Input data →
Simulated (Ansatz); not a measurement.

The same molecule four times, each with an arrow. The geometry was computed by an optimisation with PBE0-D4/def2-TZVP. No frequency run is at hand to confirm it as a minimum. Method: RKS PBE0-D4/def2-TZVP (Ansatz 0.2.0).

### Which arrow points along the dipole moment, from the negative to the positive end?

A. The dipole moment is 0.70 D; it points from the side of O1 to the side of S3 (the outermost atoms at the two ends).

Work task →
The data above is to be returned exactly, with nothing altered.

Task output →
Simulated (Ansatz); not a measurement.

The same molecule four times, each with an arrow. The geometry was computed by an optimisation with PBE0-D4/def2-TZVP. No frequency run is at hand to confirm it as a minimum. Method: RKS PBE0-D4/def2-TZVP (Ansatz 0.2.0).

### Which arrow points along the dipole moment, from the negative to the positive end?

A. The dipole moment is 0.70 D; it points from the side of O1 to the side of S3 (the outermost atoms at the two ends).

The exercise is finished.